**TASK ITEM**
What follows is a listing to be transcribed exactly.

**SOURCE MATERIAL**
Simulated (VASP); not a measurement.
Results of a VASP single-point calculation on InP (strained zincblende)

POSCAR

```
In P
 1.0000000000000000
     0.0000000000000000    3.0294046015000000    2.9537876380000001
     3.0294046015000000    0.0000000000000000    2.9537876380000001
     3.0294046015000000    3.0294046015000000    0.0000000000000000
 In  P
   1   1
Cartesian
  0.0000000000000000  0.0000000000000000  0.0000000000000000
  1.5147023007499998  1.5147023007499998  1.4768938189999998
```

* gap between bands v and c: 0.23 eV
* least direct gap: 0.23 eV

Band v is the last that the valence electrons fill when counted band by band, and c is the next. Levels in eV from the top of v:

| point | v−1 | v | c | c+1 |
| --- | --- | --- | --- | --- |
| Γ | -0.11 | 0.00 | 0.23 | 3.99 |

**WRITTEN ANSWER**
Simulated (VASP); not a measurement.
Results of a VASP single-point calculation on InP (strained zincblende)

POSCAR

```
In P
 1.0000000000000000
     0.0000000000000000    3.0294046015000000    2.9537876380000001
     3.0294046015000000    0.0000000000000000    2.9537876380000001
     3.0294046015000000    3.0294046015000000    0.0000000000000000
 In  P
   1   1
Cartesian
  0.0000000000000000  0.0000000000000000  0.0000000000000000
  1.5147023007499998  1.5147023007499998  1.4768938189999998
```

* gap between bands v and c: 0.23 eV
* least direct gap: 0.23 eV

Band v is the last that the valence electrons fill when counted band by band, and c is the next. Levels in eV from the top of v:

| point | v−1 | v | c | c+1 |
| --- | --- | --- | --- | --- |
| Γ | -0.11 | 0.00 | 0.23 | 3.99 |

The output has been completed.